Lines from the top of the entries down to the line with "Starting from one" must be set down exactly as they stand, with both ends retained.

== EXCERPTED DATA
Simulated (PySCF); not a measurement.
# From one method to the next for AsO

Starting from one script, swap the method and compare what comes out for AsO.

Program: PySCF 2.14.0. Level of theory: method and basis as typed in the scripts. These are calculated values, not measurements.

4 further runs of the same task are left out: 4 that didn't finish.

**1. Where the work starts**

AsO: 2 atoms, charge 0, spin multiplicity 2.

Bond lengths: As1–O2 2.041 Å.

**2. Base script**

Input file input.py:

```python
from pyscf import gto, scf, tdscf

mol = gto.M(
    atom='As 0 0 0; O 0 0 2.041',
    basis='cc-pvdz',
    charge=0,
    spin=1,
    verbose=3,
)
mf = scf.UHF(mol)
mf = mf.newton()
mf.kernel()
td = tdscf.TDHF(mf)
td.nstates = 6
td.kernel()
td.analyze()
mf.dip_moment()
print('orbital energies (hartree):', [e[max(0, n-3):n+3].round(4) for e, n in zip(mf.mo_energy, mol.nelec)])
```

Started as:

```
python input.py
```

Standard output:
====

▶ _RESPONSE AREA_
Simulated (PySCF); not a measurement.
# From one method to the next for AsO

Starting from one script, swap the method and compare what comes out for AsO.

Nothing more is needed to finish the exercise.